◇ ◇ ◇ ◇ ◇
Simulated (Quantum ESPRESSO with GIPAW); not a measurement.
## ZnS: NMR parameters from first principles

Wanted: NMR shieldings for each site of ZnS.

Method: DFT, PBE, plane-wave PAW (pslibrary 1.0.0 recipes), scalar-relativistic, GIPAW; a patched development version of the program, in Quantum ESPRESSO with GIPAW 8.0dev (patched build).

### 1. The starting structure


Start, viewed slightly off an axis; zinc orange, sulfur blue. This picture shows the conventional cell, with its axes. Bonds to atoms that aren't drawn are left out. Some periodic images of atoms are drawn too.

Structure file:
◇ ◇ ◇ ◇ ◇

Give back the whole listing above, identical in every line.

> [Task response]:
Simulated (Quantum ESPRESSO with GIPAW); not a measurement.
## ZnS: NMR parameters from first principles

Wanted: NMR shieldings for each site of ZnS.

Method: DFT, PBE, plane-wave PAW (pslibrary 1.0.0 recipes), scalar-relativistic, GIPAW; a patched development version of the program, in Quantum ESPRESSO with GIPAW 8.0dev (patched build).

### 1. The starting structure


Start, viewed slightly off an axis; zinc orange, sulfur blue. This picture shows the conventional cell, with its axes. Bonds to atoms that aren't drawn are left out. Some periodic images of atoms are drawn too.

Structure file:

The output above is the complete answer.